**SOURCE INFORMATION:**
⟨

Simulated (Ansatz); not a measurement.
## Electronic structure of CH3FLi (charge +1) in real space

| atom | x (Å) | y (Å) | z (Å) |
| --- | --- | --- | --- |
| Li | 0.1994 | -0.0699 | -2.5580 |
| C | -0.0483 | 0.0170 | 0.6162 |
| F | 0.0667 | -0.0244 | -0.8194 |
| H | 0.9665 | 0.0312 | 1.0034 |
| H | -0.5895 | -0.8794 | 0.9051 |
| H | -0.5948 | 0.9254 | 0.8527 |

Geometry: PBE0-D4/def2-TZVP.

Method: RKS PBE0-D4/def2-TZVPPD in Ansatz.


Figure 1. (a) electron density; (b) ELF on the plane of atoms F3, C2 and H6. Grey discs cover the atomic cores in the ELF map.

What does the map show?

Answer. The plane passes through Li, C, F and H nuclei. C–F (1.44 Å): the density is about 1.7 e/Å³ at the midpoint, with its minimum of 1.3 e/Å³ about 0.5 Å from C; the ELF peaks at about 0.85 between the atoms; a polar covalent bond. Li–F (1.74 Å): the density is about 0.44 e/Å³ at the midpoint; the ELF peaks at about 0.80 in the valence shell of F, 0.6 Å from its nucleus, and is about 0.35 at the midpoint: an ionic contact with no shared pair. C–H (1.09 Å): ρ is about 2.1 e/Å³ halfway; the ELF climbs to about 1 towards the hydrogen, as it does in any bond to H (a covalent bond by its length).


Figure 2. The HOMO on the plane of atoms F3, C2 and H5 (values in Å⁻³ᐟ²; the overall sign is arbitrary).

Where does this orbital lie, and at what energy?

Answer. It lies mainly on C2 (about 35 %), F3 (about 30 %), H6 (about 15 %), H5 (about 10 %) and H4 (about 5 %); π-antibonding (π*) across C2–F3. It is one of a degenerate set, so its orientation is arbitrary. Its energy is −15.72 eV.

⟩

Retype exactly the lines from the first line of the records above through the line containing "What does the map show?", both included, and nothing else.

**TASK OUTPUT:**
Simulated (Ansatz); not a measurement.
## Electronic structure of CH3FLi (charge +1) in real space

| atom | x (Å) | y (Å) | z (Å) |
| --- | --- | --- | --- |
| Li | 0.1994 | -0.0699 | -2.5580 |
| C | -0.0483 | 0.0170 | 0.6162 |
| F | 0.0667 | -0.0244 | -0.8194 |
| H | 0.9665 | 0.0312 | 1.0034 |
| H | -0.5895 | -0.8794 | 0.9051 |
| H | -0.5948 | 0.9254 | 0.8527 |

Geometry: PBE0-D4/def2-TZVP.

Method: RKS PBE0-D4/def2-TZVPPD in Ansatz.


Figure 1. (a) electron density; (b) ELF on the plane of atoms F3, C2 and H6. Grey discs cover the atomic cores in the ELF map.

What does the map show?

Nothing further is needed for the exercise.